## Action item
In the entries below, find the line containing "Psi = 32.765256 degrees" and the line containing "period = 172 nm". Copy those two lines and everything between them exactly, and only that.

## Given records
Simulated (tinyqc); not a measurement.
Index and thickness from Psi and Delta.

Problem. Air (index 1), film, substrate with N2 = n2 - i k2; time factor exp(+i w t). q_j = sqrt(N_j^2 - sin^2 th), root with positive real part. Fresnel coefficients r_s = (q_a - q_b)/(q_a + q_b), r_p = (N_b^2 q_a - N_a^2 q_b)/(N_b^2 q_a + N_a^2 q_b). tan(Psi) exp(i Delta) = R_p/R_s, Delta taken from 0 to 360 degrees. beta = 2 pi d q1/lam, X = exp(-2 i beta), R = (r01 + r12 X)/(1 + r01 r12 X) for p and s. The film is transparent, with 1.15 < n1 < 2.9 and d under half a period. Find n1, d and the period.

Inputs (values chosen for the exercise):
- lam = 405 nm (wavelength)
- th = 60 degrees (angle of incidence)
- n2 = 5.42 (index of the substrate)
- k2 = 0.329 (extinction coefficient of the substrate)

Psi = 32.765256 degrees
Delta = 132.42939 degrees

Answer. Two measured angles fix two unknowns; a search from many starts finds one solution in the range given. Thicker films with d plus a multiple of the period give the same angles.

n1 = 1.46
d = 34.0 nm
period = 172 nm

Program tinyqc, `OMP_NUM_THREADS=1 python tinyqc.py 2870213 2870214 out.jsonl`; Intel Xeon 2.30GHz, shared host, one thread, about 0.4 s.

## Response box
Psi = 32.765256 degrees
Delta = 132.42939 degrees

Answer. Two measured angles fix two unknowns; a search from many starts finds one solution in the range given. Thicker films with d plus a multiple of the period give the same angles.

n1 = 1.46
d = 34.0 nm
period = 172 nm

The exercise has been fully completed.